__Information shown__
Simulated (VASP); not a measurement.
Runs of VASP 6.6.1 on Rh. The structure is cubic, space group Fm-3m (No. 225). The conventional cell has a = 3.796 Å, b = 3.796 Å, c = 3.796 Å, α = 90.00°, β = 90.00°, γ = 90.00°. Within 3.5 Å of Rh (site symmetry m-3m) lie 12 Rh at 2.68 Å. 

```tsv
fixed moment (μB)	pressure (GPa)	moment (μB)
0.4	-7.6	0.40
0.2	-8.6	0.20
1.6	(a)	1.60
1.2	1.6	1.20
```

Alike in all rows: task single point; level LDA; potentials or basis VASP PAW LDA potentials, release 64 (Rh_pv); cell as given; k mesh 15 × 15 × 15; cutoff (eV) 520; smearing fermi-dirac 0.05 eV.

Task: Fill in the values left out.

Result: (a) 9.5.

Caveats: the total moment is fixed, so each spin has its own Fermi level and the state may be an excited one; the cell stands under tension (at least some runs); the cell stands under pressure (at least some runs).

__Work request__
Each record needs to be duplicated exactly as given.

__Written response__
Simulated (VASP); not a measurement.
Runs of VASP 6.6.1 on Rh. The structure is cubic, space group Fm-3m (No. 225). The conventional cell has a = 3.796 Å, b = 3.796 Å, c = 3.796 Å, α = 90.00°, β = 90.00°, γ = 90.00°. Within 3.5 Å of Rh (site symmetry m-3m) lie 12 Rh at 2.68 Å. 

```tsv
fixed moment (μB)	pressure (GPa)	moment (μB)
0.4	-7.6	0.40
0.2	-8.6	0.20
1.6	(a)	1.60
1.2	1.6	1.20
```

Alike in all rows: task single point; level LDA; potentials or basis VASP PAW LDA potentials, release 64 (Rh_pv); cell as given; k mesh 15 × 15 × 15; cutoff (eV) 520; smearing fermi-dirac 0.05 eV.

Task: Fill in the values left out.

Result: (a) 9.5.

Caveats: the total moment is fixed, so each spin has its own Fermi level and the state may be an excited one; the cell stands under tension (at least some runs); the cell stands under pressure (at least some runs).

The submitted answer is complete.